* _STORED DATA_:
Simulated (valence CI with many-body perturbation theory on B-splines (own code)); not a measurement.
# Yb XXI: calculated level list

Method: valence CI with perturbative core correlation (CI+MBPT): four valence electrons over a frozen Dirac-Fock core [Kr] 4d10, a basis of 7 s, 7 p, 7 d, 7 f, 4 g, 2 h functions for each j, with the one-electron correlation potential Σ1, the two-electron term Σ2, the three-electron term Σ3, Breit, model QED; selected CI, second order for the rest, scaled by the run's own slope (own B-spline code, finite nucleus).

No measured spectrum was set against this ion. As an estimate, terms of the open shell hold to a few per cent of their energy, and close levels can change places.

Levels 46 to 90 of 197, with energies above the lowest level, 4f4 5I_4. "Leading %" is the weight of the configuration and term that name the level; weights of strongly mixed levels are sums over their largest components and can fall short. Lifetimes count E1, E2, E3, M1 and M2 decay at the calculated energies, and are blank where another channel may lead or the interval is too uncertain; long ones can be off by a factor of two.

* _WORK INSTRUCTION_: Starting with the first record, copy everything through the final one exactly.

* _TASK RESPONSE_:
Simulated (valence CI with many-body perturbation theory on B-splines (own code)); not a measurement.
# Yb XXI: calculated level list

Method: valence CI with perturbative core correlation (CI+MBPT): four valence electrons over a frozen Dirac-Fock core [Kr] 4d10, a basis of 7 s, 7 p, 7 d, 7 f, 4 g, 2 h functions for each j, with the one-electron correlation potential Σ1, the two-electron term Σ2, the three-electron term Σ3, Breit, model QED; selected CI, second order for the rest, scaled by the run's own slope (own B-spline code, finite nucleus).

No measured spectrum was set against this ion. As an estimate, terms of the open shell hold to a few per cent of their energy, and close levels can change places.

Levels 46 to 90 of 197, with energies above the lowest level, 4f4 5I_4. "Leading %" is the weight of the configuration and term that name the level; weights of strongly mixed levels are sums over their largest components and can fall short. Lifetimes count E1, E2, E3, M1 and M2 decay at the calculated energies, and are blank where another channel may lead or the interval is too uncertain; long ones can be off by a factor of two.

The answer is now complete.